Lines from the start of the data through the line containing "Valence states are taken as typed." must be given again exactly. Leave the others out.

---*---
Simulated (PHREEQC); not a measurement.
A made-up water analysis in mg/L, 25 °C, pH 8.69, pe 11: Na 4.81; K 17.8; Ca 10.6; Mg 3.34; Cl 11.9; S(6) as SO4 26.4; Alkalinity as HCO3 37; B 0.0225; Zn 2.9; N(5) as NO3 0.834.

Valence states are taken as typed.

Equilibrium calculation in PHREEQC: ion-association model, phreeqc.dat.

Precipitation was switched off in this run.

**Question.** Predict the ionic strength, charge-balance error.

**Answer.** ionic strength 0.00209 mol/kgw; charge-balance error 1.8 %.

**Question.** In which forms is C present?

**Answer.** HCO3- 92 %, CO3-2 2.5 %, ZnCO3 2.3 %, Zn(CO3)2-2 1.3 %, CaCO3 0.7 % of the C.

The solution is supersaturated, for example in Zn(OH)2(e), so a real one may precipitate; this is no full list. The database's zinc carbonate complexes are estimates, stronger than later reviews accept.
---*---

**Expected answer**
Simulated (PHREEQC); not a measurement.
A made-up water analysis in mg/L, 25 °C, pH 8.69, pe 11: Na 4.81; K 17.8; Ca 10.6; Mg 3.34; Cl 11.9; S(6) as SO4 26.4; Alkalinity as HCO3 37; B 0.0225; Zn 2.9; N(5) as NO3 0.834.

Valence states are taken as typed.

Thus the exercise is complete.